Could you retype all of the entries below word for word?

* * * * *

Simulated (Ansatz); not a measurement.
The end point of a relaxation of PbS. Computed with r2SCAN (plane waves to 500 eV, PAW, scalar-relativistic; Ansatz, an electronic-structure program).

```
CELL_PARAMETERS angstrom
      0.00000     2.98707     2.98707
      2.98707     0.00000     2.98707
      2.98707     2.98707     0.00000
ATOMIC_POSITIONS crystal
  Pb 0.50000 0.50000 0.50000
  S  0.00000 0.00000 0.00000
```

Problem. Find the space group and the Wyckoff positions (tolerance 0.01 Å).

* * * * *

Your solution:
Simulated (Ansatz); not a measurement.
The end point of a relaxation of PbS. Computed with r2SCAN (plane waves to 500 eV, PAW, scalar-relativistic; Ansatz, an electronic-structure program).

```
CELL_PARAMETERS angstrom
      0.00000     2.98707     2.98707
      2.98707     0.00000     2.98707
      2.98707     2.98707     0.00000
ATOMIC_POSITIONS crystal
  Pb 0.50000 0.50000 0.50000
  S  0.00000 0.00000 0.00000
```

Problem. Find the space group and the Wyckoff positions (tolerance 0.01 Å).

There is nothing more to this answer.